=== MATERIAL SHOWN ===
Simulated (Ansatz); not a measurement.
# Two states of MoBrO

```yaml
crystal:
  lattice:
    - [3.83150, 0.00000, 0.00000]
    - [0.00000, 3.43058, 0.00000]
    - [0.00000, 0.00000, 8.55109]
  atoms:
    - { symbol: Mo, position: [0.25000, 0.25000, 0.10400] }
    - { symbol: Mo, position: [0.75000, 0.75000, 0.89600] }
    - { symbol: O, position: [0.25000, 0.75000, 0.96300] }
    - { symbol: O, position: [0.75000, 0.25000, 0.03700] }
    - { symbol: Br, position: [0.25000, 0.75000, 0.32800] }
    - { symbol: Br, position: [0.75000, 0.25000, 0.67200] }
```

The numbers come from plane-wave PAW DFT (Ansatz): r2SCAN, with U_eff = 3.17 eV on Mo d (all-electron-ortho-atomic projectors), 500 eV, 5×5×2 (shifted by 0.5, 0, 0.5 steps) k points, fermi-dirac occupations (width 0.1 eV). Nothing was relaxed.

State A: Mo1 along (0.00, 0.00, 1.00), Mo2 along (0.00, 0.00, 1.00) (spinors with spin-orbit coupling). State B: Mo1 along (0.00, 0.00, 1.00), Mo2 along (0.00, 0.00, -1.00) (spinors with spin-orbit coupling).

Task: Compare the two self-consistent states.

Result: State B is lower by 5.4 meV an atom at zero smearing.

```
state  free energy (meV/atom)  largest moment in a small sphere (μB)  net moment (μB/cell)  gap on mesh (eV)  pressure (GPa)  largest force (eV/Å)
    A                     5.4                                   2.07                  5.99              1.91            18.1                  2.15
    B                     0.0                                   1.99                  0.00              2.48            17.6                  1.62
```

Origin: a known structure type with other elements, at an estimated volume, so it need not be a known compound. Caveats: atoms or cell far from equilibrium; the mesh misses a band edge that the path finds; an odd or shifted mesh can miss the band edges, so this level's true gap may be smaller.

=== ACTION ITEM ===
Please output exactly the lines between the one holding "State A: Mo1" and the one holding "Task: Compare the two self-consistent states." in the records above, inclusive, and nothing more.

=== TASK RESPONSE ===
State A: Mo1 along (0.00, 0.00, 1.00), Mo2 along (0.00, 0.00, 1.00) (spinors with spin-orbit coupling). State B: Mo1 along (0.00, 0.00, 1.00), Mo2 along (0.00, 0.00, -1.00) (spinors with spin-orbit coupling).

Task: Compare the two self-consistent states.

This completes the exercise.